Word for word, restate the lines from the start of the data down to the line with "Computed geometry: GFN2-xTB", both included.

DATA SUPPLIED:
=== Begin Enclosure ===

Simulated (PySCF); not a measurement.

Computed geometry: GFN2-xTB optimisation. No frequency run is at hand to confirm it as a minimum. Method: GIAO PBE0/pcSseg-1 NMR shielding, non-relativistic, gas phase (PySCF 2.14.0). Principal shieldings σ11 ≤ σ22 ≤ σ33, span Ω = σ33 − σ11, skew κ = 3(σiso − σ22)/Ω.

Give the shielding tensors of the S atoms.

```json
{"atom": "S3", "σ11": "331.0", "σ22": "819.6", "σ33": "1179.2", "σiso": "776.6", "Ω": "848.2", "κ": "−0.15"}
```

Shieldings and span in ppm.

=== End Enclosure ===

RESULT:
Simulated (PySCF); not a measurement.

Computed geometry: GFN2-xTB optimisation. No frequency run is at hand to confirm it as a minimum. Method: GIAO PBE0/pcSseg-1 NMR shielding, non-relativistic, gas phase (PySCF 2.14.0). Principal shieldings σ11 ≤ σ22 ≤ σ33, span Ω = σ33 − σ11, skew κ = 3(σiso − σ22)/Ω.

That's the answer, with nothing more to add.